Transcribe exactly the lines that begin the material and continue through the line containing "The pressure is". Leave out whatever follows.

* **Data shown**:
========================
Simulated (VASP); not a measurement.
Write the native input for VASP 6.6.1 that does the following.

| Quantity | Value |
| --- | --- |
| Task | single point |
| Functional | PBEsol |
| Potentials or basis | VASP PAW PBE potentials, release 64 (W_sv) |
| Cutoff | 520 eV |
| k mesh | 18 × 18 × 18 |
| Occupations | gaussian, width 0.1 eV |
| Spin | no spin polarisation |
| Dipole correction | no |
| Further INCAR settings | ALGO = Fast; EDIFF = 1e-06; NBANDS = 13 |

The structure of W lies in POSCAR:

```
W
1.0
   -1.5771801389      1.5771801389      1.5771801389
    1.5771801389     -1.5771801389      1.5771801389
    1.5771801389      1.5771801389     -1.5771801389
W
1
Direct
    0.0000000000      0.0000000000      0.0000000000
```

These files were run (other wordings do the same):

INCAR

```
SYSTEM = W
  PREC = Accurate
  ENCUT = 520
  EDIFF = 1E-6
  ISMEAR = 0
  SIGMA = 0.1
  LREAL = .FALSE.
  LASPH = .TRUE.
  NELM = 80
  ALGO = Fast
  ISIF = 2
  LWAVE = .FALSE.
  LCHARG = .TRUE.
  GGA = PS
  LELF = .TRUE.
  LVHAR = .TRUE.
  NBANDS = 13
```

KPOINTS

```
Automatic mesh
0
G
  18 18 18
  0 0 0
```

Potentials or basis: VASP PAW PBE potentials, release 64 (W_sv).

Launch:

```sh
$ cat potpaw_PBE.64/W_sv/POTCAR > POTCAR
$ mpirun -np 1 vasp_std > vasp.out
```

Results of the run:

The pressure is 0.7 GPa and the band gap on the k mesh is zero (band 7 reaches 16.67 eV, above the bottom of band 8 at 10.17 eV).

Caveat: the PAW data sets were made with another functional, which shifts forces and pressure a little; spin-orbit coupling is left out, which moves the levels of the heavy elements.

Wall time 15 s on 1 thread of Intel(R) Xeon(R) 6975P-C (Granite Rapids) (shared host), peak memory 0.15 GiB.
========================

* **Task response**:
Simulated (VASP); not a measurement.
Write the native input for VASP 6.6.1 that does the following.

| Quantity | Value |
| --- | --- |
| Task | single point |
| Functional | PBEsol |
| Potentials or basis | VASP PAW PBE potentials, release 64 (W_sv) |
| Cutoff | 520 eV |
| k mesh | 18 × 18 × 18 |
| Occupations | gaussian, width 0.1 eV |
| Spin | no spin polarisation |
| Dipole correction | no |
| Further INCAR settings | ALGO = Fast; EDIFF = 1e-06; NBANDS = 13 |

The structure of W lies in POSCAR:

```
W
1.0
   -1.5771801389      1.5771801389      1.5771801389
    1.5771801389     -1.5771801389      1.5771801389
    1.5771801389      1.5771801389     -1.5771801389
W
1
Direct
    0.0000000000      0.0000000000      0.0000000000
```

These files were run (other wordings do the same):

INCAR

```
SYSTEM = W
  PREC = Accurate
  ENCUT = 520
  EDIFF = 1E-6
  ISMEAR = 0
  SIGMA = 0.1
  LREAL = .FALSE.
  LASPH = .TRUE.
  NELM = 80
  ALGO = Fast
  ISIF = 2
  LWAVE = .FALSE.
  LCHARG = .TRUE.
  GGA = PS
  LELF = .TRUE.
  LVHAR = .TRUE.
  NBANDS = 13
```

KPOINTS

```
Automatic mesh
0
G
  18 18 18
  0 0 0
```

Potentials or basis: VASP PAW PBE potentials, release 64 (W_sv).

Launch:

```sh
$ cat potpaw_PBE.64/W_sv/POTCAR > POTCAR
$ mpirun -np 1 vasp_std > vasp.out
```

Results of the run:

The pressure is 0.7 GPa and the band gap on the k mesh is zero (band 7 reaches 16.67 eV, above the bottom of band 8 at 10.17 eV).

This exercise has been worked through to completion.